## Exercise
Your output should be the whole listing, identical to the original.

*** Begin section ***
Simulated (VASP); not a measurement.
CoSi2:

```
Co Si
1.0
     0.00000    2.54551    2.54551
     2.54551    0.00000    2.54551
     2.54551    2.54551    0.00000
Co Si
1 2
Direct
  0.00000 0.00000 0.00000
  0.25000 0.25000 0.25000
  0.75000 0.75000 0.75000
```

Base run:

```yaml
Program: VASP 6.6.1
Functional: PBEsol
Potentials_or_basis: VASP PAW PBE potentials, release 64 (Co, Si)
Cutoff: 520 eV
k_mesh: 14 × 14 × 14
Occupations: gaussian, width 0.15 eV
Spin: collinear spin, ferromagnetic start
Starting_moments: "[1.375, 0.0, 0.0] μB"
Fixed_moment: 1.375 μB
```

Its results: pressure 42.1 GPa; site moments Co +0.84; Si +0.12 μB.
*** End section ***

## Answer box
Simulated (VASP); not a measurement.
CoSi2:

```
Co Si
1.0
     0.00000    2.54551    2.54551
     2.54551    0.00000    2.54551
     2.54551    2.54551    0.00000
Co Si
1 2
Direct
  0.00000 0.00000 0.00000
  0.25000 0.25000 0.25000
  0.75000 0.75000 0.75000
```

Base run:

```yaml
Program: VASP 6.6.1
Functional: PBEsol
Potentials_or_basis: VASP PAW PBE potentials, release 64 (Co, Si)
Cutoff: 520 eV
k_mesh: 14 × 14 × 14
Occupations: gaussian, width 0.15 eV
Spin: collinear spin, ferromagnetic start
Starting_moments: "[1.375, 0.0, 0.0] μB"
Fixed_moment: 1.375 μB
```

Its results: pressure 42.1 GPa; site moments Co +0.84; Si +0.12 μB.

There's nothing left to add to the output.